Action item: Copy the records. Keep every line exactly as it is.

Listed entries:
################

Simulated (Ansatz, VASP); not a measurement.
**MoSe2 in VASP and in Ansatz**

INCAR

################

Exercise solution:
Simulated (Ansatz, VASP); not a measurement.
**MoSe2 in VASP and in Ansatz**

INCAR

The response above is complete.